Exercise: Print the lines of the data, starting with the first, up to and including the line where "x = 0.05: 0.07379" appears.

Data section:
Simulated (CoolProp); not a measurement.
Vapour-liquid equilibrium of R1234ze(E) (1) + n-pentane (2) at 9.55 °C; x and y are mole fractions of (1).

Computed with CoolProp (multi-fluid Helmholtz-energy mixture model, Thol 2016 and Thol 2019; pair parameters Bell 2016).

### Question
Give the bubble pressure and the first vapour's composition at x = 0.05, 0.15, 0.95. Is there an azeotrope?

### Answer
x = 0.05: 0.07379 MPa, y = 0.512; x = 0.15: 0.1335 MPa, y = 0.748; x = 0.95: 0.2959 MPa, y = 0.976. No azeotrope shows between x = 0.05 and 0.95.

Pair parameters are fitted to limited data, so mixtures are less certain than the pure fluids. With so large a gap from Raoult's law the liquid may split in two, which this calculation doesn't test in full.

Your solution:
Simulated (CoolProp); not a measurement.
Vapour-liquid equilibrium of R1234ze(E) (1) + n-pentane (2) at 9.55 °C; x and y are mole fractions of (1).

Computed with CoolProp (multi-fluid Helmholtz-energy mixture model, Thol 2016 and Thol 2019; pair parameters Bell 2016).

### Question
Give the bubble pressure and the first vapour's composition at x = 0.05, 0.15, 0.95. Is there an azeotrope?

### Answer
x = 0.05: 0.07379 MPa, y = 0.512; x = 0.15: 0.1335 MPa, y = 0.748; x = 0.95: 0.2959 MPa, y = 0.976. No azeotrope shows between x = 0.05 and 0.95.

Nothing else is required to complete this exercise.